* [LISTED RECORDS]
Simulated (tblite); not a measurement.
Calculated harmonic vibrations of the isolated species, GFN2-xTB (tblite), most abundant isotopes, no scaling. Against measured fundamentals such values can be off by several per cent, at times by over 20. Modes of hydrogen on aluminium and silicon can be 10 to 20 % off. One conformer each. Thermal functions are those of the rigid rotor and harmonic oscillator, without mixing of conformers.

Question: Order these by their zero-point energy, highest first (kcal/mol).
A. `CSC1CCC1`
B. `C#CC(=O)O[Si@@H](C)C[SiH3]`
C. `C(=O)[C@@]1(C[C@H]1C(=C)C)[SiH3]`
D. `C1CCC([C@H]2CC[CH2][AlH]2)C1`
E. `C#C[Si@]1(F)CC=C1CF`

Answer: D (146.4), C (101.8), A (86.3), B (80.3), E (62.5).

* [ACTION ITEM]
Your reply must contain each entry, reproduced exactly.

* [TASK RESULT]
Simulated (tblite); not a measurement.
Calculated harmonic vibrations of the isolated species, GFN2-xTB (tblite), most abundant isotopes, no scaling. Against measured fundamentals such values can be off by several per cent, at times by over 20. Modes of hydrogen on aluminium and silicon can be 10 to 20 % off. One conformer each. Thermal functions are those of the rigid rotor and harmonic oscillator, without mixing of conformers.

Question: Order these by their zero-point energy, highest first (kcal/mol).
A. `CSC1CCC1`
B. `C#CC(=O)O[Si@@H](C)C[SiH3]`
C. `C(=O)[C@@]1(C[C@H]1C(=C)C)[SiH3]`
D. `C1CCC([C@H]2CC[CH2][AlH]2)C1`
E. `C#C[Si@]1(F)CC=C1CF`

Answer: D (146.4), C (101.8), A (86.3), B (80.3), E (62.5).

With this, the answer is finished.